%%

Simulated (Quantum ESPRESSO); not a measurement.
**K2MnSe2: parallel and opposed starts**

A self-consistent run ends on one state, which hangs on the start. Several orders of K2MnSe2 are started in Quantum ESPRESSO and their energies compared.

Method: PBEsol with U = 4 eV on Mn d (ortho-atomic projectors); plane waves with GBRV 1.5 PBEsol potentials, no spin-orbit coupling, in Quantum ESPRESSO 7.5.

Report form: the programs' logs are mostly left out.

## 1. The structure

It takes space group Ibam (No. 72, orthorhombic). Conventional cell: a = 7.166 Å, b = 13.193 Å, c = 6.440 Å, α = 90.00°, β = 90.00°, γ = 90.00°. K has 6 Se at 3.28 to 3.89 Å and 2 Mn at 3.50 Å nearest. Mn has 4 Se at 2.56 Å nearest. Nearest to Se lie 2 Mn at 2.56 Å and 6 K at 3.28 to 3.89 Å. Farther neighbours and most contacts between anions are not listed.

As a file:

%%

ACTION ITEM: Copy down the entries exactly, leaving out no line.

EXERCISE ANSWER:
Simulated (Quantum ESPRESSO); not a measurement.
**K2MnSe2: parallel and opposed starts**

A self-consistent run ends on one state, which hangs on the start. Several orders of K2MnSe2 are started in Quantum ESPRESSO and their energies compared.

Method: PBEsol with U = 4 eV on Mn d (ortho-atomic projectors); plane waves with GBRV 1.5 PBEsol potentials, no spin-orbit coupling, in Quantum ESPRESSO 7.5.

Report form: the programs' logs are mostly left out.

## 1. The structure

It takes space group Ibam (No. 72, orthorhombic). Conventional cell: a = 7.166 Å, b = 13.193 Å, c = 6.440 Å, α = 90.00°, β = 90.00°, γ = 90.00°. K has 6 Se at 3.28 to 3.89 Å and 2 Mn at 3.50 Å nearest. Mn has 4 Se at 2.56 Å nearest. Nearest to Se lie 2 Mn at 2.56 Å and 6 K at 3.28 to 3.89 Å. Farther neighbours and most contacts between anions are not listed.

As a file:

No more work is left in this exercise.